# # #
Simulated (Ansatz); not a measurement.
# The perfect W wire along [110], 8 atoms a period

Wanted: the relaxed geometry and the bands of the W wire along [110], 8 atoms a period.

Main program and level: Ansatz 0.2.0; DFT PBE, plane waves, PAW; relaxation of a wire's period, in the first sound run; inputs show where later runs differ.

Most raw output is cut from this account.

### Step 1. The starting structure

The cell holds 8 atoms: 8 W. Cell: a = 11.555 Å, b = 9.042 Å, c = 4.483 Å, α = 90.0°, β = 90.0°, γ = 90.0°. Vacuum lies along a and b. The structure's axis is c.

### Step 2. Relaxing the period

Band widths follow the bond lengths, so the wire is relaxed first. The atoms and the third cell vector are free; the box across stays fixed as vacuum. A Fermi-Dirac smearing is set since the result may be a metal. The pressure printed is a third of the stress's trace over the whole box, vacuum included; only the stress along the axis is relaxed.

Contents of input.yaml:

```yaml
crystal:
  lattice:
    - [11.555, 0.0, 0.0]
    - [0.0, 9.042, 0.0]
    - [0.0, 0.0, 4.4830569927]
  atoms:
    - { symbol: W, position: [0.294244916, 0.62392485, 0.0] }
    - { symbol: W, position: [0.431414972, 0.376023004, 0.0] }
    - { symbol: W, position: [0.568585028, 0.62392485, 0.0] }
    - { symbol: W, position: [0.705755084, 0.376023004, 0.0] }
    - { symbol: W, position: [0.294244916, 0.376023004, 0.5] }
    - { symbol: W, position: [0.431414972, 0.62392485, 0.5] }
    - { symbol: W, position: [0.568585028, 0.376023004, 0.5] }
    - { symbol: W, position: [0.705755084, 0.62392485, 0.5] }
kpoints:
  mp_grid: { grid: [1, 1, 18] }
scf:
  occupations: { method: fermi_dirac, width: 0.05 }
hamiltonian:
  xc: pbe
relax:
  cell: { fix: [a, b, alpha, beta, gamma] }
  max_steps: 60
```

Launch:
# # #

__Work request__. The lines needed are the ones from the first line of the entries through the line that contains "### Step 1. The starting structure", given again without any change.

__Task solution__.
Simulated (Ansatz); not a measurement.
# The perfect W wire along [110], 8 atoms a period

Wanted: the relaxed geometry and the bands of the W wire along [110], 8 atoms a period.

Main program and level: Ansatz 0.2.0; DFT PBE, plane waves, PAW; relaxation of a wire's period, in the first sound run; inputs show where later runs differ.

Most raw output is cut from this account.

### Step 1. The starting structure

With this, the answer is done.